» **PROVIDED MATERIAL**
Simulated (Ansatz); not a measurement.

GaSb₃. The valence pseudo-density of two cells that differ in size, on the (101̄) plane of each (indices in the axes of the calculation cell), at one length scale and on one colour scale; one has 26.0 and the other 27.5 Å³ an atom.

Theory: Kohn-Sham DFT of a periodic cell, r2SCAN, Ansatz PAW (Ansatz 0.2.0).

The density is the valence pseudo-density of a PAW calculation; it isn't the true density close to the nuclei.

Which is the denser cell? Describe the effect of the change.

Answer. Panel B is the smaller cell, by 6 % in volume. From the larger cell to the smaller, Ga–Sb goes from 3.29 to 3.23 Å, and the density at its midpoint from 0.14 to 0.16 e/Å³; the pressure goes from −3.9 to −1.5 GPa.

» **WORK INSTRUCTION**
Please give back every line of the listing exactly as it stands.

» **EXPECTED ANSWER**
Simulated (Ansatz); not a measurement.

GaSb₃. The valence pseudo-density of two cells that differ in size, on the (101̄) plane of each (indices in the axes of the calculation cell), at one length scale and on one colour scale; one has 26.0 and the other 27.5 Å³ an atom.

Theory: Kohn-Sham DFT of a periodic cell, r2SCAN, Ansatz PAW (Ansatz 0.2.0).

The density is the valence pseudo-density of a PAW calculation; it isn't the true density close to the nuclei.

Which is the denser cell? Describe the effect of the change.

Answer. Panel B is the smaller cell, by 6 % in volume. From the larger cell to the smaller, Ga–Sb goes from 3.29 to 3.23 Å, and the density at its midpoint from 0.14 to 0.16 e/Å³; the pressure goes from −3.9 to −1.5 GPa.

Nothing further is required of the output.